[WORK INSTRUCTION]
Go through the records line by line from the top and repeat each one exactly, ending with the line that contains "# Energy and".

┌──

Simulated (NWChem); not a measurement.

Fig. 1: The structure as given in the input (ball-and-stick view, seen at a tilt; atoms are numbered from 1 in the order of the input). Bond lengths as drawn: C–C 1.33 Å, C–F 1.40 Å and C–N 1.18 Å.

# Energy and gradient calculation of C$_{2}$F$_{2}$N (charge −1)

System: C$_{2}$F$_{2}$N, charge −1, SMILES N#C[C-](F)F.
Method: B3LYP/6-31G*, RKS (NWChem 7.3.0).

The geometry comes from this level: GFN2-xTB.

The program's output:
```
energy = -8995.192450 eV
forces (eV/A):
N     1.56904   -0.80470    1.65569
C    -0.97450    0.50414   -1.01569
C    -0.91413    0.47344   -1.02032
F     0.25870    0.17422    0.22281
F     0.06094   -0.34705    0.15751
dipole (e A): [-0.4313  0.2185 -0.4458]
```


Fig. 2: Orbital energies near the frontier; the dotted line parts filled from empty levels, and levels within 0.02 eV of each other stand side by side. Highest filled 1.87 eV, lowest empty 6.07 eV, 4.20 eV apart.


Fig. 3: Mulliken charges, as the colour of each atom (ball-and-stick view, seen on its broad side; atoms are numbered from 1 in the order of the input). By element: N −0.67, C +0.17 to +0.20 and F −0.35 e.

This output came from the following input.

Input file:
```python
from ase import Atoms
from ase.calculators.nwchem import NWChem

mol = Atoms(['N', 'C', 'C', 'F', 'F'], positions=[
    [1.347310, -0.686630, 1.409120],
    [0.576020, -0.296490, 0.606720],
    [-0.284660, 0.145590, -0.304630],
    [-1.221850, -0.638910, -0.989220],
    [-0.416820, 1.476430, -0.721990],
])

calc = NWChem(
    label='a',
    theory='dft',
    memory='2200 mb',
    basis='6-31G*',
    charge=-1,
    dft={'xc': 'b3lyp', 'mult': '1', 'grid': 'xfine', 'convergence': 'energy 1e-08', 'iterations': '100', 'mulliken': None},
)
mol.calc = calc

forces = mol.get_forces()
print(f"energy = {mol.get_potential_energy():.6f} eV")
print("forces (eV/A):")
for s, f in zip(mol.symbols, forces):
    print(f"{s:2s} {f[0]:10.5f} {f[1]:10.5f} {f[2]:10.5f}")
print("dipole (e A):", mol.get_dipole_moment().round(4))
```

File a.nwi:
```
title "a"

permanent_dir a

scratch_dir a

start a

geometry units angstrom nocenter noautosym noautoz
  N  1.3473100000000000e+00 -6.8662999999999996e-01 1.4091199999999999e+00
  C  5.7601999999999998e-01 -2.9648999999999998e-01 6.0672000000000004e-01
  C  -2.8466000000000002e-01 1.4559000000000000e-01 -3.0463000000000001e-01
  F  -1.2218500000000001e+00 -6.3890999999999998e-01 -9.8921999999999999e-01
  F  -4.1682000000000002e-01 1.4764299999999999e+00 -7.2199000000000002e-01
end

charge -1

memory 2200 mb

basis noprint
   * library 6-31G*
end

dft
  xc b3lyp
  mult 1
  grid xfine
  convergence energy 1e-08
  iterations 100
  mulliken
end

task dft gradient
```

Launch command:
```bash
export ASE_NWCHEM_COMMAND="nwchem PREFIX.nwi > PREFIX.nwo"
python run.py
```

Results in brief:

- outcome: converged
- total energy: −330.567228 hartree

└──

[SOLUTION]
Simulated (NWChem); not a measurement.

Fig. 1: The structure as given in the input (ball-and-stick view, seen at a tilt; atoms are numbered from 1 in the order of the input). Bond lengths as drawn: C–C 1.33 Å, C–F 1.40 Å and C–N 1.18 Å.

# Energy and gradient calculation of C$_{2}$F$_{2}$N (charge −1)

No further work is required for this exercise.